▸ **WORK ORDER**: Retype the data below, every word of it, exactly.

▬▬▬▬▬▬

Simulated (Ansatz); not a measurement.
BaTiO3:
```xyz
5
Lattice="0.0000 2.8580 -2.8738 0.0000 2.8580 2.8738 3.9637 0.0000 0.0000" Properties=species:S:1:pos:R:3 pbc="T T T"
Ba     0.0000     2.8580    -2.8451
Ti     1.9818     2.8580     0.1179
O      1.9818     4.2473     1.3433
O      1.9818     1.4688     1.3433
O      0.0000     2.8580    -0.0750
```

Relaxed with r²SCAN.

▬▬▬▬▬▬

▸ **WRITTEN ANSWER**:
Simulated (Ansatz); not a measurement.
BaTiO3:
```xyz
5
Lattice="0.0000 2.8580 -2.8738 0.0000 2.8580 2.8738 3.9637 0.0000 0.0000" Properties=species:S:1:pos:R:3 pbc="T T T"
Ba     0.0000     2.8580    -2.8451
Ti     1.9818     2.8580     0.1179
O      1.9818     4.2473     1.3433
O      1.9818     1.4688     1.3433
O      0.0000     2.8580    -0.0750
```

Relaxed with r²SCAN.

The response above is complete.